· · · ·
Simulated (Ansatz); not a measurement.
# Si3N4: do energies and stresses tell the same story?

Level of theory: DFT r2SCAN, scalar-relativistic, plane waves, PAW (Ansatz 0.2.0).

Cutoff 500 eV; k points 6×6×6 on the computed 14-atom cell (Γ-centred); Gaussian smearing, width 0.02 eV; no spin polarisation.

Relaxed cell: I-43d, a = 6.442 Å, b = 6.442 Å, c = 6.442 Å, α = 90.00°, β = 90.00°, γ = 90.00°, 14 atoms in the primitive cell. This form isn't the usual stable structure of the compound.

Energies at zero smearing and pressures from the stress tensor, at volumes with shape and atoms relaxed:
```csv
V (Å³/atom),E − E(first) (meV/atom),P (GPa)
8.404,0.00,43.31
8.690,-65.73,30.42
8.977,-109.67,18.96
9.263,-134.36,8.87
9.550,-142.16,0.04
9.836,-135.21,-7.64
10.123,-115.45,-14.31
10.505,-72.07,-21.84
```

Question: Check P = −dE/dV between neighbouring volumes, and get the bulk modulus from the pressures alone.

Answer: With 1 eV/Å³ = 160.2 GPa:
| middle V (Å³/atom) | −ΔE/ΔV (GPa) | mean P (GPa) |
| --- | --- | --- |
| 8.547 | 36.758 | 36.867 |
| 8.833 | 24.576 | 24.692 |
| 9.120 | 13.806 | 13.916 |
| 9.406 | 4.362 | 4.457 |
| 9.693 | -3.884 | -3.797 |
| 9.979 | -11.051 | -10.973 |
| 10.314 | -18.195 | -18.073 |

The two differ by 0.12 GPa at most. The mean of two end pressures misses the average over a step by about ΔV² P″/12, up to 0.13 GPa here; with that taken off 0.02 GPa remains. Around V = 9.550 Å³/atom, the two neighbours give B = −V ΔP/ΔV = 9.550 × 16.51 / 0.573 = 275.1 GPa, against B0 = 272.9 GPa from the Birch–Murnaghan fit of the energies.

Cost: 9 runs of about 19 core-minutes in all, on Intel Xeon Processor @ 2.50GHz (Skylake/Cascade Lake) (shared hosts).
· · · ·

* [REQUIREMENT]
Repeat the entries above verbatim, but only from the line that has "Cutoff 500 eV;" down to the line that has "The two differ", inclusive.

* [YOUR SOLUTION]
Cutoff 500 eV; k points 6×6×6 on the computed 14-atom cell (Γ-centred); Gaussian smearing, width 0.02 eV; no spin polarisation.

Relaxed cell: I-43d, a = 6.442 Å, b = 6.442 Å, c = 6.442 Å, α = 90.00°, β = 90.00°, γ = 90.00°, 14 atoms in the primitive cell. This form isn't the usual stable structure of the compound.

Energies at zero smearing and pressures from the stress tensor, at volumes with shape and atoms relaxed:
```csv
V (Å³/atom),E − E(first) (meV/atom),P (GPa)
8.404,0.00,43.31
8.690,-65.73,30.42
8.977,-109.67,18.96
9.263,-134.36,8.87
9.550,-142.16,0.04
9.836,-135.21,-7.64
10.123,-115.45,-14.31
10.505,-72.07,-21.84
```

Question: Check P = −dE/dV between neighbouring volumes, and get the bulk modulus from the pressures alone.

Answer: With 1 eV/Å³ = 160.2 GPa:
| middle V (Å³/atom) | −ΔE/ΔV (GPa) | mean P (GPa) |
| --- | --- | --- |
| 8.547 | 36.758 | 36.867 |
| 8.833 | 24.576 | 24.692 |
| 9.120 | 13.806 | 13.916 |
| 9.406 | 4.362 | 4.457 |
| 9.693 | -3.884 | -3.797 |
| 9.979 | -11.051 | -10.973 |
| 10.314 | -18.195 | -18.073 |

The two differ by 0.12 GPa at most. The mean of two end pressures misses the average over a step by about ΔV² P″/12, up to 0.13 GPa here; with that taken off 0.02 GPa remains. Around V = 9.550 Å³/atom, the two neighbours give B = −V ΔP/ΔV = 9.550 × 16.51 / 0.573 = 275.1 GPa, against B0 = 272.9 GPa from the Birch–Murnaghan fit of the energies.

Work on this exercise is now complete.